-- Material provided follows --
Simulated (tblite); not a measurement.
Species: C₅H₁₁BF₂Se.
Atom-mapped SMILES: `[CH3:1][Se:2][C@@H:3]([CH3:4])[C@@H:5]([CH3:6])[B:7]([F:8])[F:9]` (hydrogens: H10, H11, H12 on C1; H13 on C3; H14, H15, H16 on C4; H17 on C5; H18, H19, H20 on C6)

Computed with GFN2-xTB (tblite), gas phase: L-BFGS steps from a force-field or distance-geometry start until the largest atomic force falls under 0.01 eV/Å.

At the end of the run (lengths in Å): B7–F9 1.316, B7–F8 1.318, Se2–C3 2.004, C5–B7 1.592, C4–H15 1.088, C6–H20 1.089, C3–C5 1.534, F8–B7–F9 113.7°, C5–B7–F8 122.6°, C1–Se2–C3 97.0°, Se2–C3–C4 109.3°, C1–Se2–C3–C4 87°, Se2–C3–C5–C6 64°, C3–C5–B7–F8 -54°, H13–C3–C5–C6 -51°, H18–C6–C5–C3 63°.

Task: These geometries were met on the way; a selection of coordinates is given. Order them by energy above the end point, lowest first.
-- Material provided concluded --

▶ Assigned task
Among the lines above, repeat exactly those from the line with "H19, H20 on C6)" to the line with "At the end of", counting both ends.

▶ Exercise output
Atom-mapped SMILES: `[CH3:1][Se:2][C@@H:3]([CH3:4])[C@@H:5]([CH3:6])[B:7]([F:8])[F:9]` (hydrogens: H10, H11, H12 on C1; H13 on C3; H14, H15, H16 on C4; H17 on C5; H18, H19, H20 on C6)

Computed with GFN2-xTB (tblite), gas phase: L-BFGS steps from a force-field or distance-geometry start until the largest atomic force falls under 0.01 eV/Å.

At the end of the run (lengths in Å): B7–F9 1.316, B7–F8 1.318, Se2–C3 2.004, C5–B7 1.592, C4–H15 1.088, C6–H20 1.089, C3–C5 1.534, F8–B7–F9 113.7°, C5–B7–F8 122.6°, C1–Se2–C3 97.0°, Se2–C3–C4 109.3°, C1–Se2–C3–C4 87°, Se2–C3–C5–C6 64°, C3–C5–B7–F8 -54°, H13–C3–C5–C6 -51°, H18–C6–C5–C3 63°.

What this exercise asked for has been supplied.